Write the data out again exactly and in full.

-- Dataset content follows --

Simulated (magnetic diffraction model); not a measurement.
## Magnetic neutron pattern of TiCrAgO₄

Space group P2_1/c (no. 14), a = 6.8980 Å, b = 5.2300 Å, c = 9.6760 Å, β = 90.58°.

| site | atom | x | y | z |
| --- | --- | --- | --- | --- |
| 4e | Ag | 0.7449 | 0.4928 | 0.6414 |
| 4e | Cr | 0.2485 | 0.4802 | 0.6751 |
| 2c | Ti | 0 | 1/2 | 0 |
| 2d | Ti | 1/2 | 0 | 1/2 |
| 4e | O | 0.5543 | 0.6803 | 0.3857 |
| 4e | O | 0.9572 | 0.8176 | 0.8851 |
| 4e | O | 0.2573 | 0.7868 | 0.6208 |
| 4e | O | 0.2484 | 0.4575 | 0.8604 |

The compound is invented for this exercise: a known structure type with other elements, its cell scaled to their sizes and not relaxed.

-- Dataset content concluded --

Exercise solution:
Simulated (magnetic diffraction model); not a measurement.
## Magnetic neutron pattern of TiCrAgO₄

Space group P2_1/c (no. 14), a = 6.8980 Å, b = 5.2300 Å, c = 9.6760 Å, β = 90.58°.

| site | atom | x | y | z |
| --- | --- | --- | --- | --- |
| 4e | Ag | 0.7449 | 0.4928 | 0.6414 |
| 4e | Cr | 0.2485 | 0.4802 | 0.6751 |
| 2c | Ti | 0 | 1/2 | 0 |
| 2d | Ti | 1/2 | 0 | 1/2 |
| 4e | O | 0.5543 | 0.6803 | 0.3857 |
| 4e | O | 0.9572 | 0.8176 | 0.8851 |
| 4e | O | 0.2573 | 0.7868 | 0.6208 |
| 4e | O | 0.2484 | 0.4575 | 0.8604 |

The compound is invented for this exercise: a known structure type with other elements, its cell scaled to their sizes and not relaxed.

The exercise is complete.